=== RAW DATA ===
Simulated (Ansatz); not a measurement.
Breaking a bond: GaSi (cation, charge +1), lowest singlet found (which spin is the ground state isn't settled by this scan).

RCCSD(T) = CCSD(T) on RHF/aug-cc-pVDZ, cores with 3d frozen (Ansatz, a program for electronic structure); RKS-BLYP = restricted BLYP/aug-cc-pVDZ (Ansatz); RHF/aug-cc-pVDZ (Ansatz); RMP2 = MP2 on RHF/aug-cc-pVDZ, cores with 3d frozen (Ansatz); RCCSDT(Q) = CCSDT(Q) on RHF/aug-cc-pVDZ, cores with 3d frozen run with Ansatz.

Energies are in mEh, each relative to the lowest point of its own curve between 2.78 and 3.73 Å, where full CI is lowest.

=== WORK REQUEST ===
Reproduce the entries exactly. Every word has to stay the same.

=== REPLY ===
Simulated (Ansatz); not a measurement.
Breaking a bond: GaSi (cation, charge +1), lowest singlet found (which spin is the ground state isn't settled by this scan).

RCCSD(T) = CCSD(T) on RHF/aug-cc-pVDZ, cores with 3d frozen (Ansatz, a program for electronic structure); RKS-BLYP = restricted BLYP/aug-cc-pVDZ (Ansatz); RHF/aug-cc-pVDZ (Ansatz); RMP2 = MP2 on RHF/aug-cc-pVDZ, cores with 3d frozen (Ansatz); RCCSDT(Q) = CCSDT(Q) on RHF/aug-cc-pVDZ, cores with 3d frozen run with Ansatz.

Energies are in mEh, each relative to the lowest point of its own curve between 2.78 and 3.73 Å, where full CI is lowest.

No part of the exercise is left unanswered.